--- SUPPLIED INFORMATION Enclosed Below ---

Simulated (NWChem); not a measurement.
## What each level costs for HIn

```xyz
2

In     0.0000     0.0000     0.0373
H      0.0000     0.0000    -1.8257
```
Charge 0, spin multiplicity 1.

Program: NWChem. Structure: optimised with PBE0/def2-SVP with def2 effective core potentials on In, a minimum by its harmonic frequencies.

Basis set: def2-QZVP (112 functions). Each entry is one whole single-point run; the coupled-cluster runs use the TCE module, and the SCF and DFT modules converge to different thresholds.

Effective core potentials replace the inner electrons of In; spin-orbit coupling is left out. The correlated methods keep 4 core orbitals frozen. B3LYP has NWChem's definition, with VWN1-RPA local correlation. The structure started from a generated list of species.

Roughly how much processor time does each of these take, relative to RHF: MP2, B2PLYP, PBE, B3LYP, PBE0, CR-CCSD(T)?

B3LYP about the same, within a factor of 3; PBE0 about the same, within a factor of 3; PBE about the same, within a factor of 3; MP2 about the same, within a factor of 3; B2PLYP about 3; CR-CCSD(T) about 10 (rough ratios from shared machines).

--- End of Enclosed SUPPLIED INFORMATION ---

WORK ORDER: Each entry needs to be given again exactly as it stands.

YOUR RESPONSE:
Simulated (NWChem); not a measurement.
## What each level costs for HIn

```xyz
2

In     0.0000     0.0000     0.0373
H      0.0000     0.0000    -1.8257
```
Charge 0, spin multiplicity 1.

Program: NWChem. Structure: optimised with PBE0/def2-SVP with def2 effective core potentials on In, a minimum by its harmonic frequencies.

Basis set: def2-QZVP (112 functions). Each entry is one whole single-point run; the coupled-cluster runs use the TCE module, and the SCF and DFT modules converge to different thresholds.

Effective core potentials replace the inner electrons of In; spin-orbit coupling is left out. The correlated methods keep 4 core orbitals frozen. B3LYP has NWChem's definition, with VWN1-RPA local correlation. The structure started from a generated list of species.

Roughly how much processor time does each of these take, relative to RHF: MP2, B2PLYP, PBE, B3LYP, PBE0, CR-CCSD(T)?

B3LYP about the same, within a factor of 3; PBE0 about the same, within a factor of 3; PBE about the same, within a factor of 3; MP2 about the same, within a factor of 3; B2PLYP about 3; CR-CCSD(T) about 10 (rough ratios from shared machines).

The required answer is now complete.